--- EXTRACTED INFORMATION ---
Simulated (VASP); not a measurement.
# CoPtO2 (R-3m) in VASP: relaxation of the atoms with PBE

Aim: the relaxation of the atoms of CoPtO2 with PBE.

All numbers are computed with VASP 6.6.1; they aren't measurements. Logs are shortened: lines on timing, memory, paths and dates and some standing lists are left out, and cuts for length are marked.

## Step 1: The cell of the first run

--- REQUIRED ACTION ---
Each entry must be set down exactly as it appears.

--- TASK ANSWER ---
Simulated (VASP); not a measurement.
# CoPtO2 (R-3m) in VASP: relaxation of the atoms with PBE

Aim: the relaxation of the atoms of CoPtO2 with PBE.

All numbers are computed with VASP 6.6.1; they aren't measurements. Logs are shortened: lines on timing, memory, paths and dates and some standing lists are left out, and cuts for length are marked.

## Step 1: The cell of the first run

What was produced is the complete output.